▸ **WORK ORDER**: Transcribe, verbatim, every line from the start of the entries through the line that contains "change on relaxing?"; include both boundary lines and omit all others.

※ ※ ※

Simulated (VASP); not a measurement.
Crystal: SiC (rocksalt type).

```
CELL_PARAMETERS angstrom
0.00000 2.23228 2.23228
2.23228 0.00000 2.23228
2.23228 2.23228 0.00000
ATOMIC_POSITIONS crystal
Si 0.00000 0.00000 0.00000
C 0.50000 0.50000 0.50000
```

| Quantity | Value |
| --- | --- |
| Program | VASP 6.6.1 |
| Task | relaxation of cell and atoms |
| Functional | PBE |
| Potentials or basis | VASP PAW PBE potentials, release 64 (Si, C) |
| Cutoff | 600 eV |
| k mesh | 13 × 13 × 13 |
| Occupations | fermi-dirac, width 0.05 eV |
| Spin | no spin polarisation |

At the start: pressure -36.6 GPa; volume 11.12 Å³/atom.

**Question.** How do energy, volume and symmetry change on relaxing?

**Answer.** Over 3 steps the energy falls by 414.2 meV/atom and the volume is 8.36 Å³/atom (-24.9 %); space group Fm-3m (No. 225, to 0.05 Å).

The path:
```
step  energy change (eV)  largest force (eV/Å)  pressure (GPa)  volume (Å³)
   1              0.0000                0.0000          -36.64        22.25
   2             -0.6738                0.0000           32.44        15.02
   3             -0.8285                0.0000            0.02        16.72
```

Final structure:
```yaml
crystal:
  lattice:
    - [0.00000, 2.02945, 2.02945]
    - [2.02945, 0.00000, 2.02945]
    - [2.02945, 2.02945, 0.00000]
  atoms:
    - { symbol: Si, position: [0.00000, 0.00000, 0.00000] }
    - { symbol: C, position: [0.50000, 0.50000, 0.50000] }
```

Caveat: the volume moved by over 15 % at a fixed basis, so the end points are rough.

※ ※ ※

▸ **TASK RESULT**:
Simulated (VASP); not a measurement.
Crystal: SiC (rocksalt type).

```
CELL_PARAMETERS angstrom
0.00000 2.23228 2.23228
2.23228 0.00000 2.23228
2.23228 2.23228 0.00000
ATOMIC_POSITIONS crystal
Si 0.00000 0.00000 0.00000
C 0.50000 0.50000 0.50000
```

| Quantity | Value |
| --- | --- |
| Program | VASP 6.6.1 |
| Task | relaxation of cell and atoms |
| Functional | PBE |
| Potentials or basis | VASP PAW PBE potentials, release 64 (Si, C) |
| Cutoff | 600 eV |
| k mesh | 13 × 13 × 13 |
| Occupations | fermi-dirac, width 0.05 eV |
| Spin | no spin polarisation |

At the start: pressure -36.6 GPa; volume 11.12 Å³/atom.

**Question.** How do energy, volume and symmetry change on relaxing?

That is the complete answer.